----------

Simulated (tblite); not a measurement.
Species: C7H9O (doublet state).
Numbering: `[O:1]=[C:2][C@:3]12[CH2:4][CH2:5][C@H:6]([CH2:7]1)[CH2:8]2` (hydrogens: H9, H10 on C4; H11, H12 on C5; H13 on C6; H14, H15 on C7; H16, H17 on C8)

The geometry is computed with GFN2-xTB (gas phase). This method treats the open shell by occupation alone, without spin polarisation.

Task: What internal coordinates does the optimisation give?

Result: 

----------

» Brief: Nothing but the lines from the start of the data through the line holding "Task: What internal" should be restated, and each one exactly.

» Expected answer:
Simulated (tblite); not a measurement.
Species: C7H9O (doublet state).
Numbering: `[O:1]=[C:2][C@:3]12[CH2:4][CH2:5][C@H:6]([CH2:7]1)[CH2:8]2` (hydrogens: H9, H10 on C4; H11, H12 on C5; H13 on C6; H14, H15 on C7; H16, H17 on C8)

The geometry is computed with GFN2-xTB (gas phase). This method treats the open shell by occupation alone, without spin polarisation.

Task: What internal coordinates does the optimisation give?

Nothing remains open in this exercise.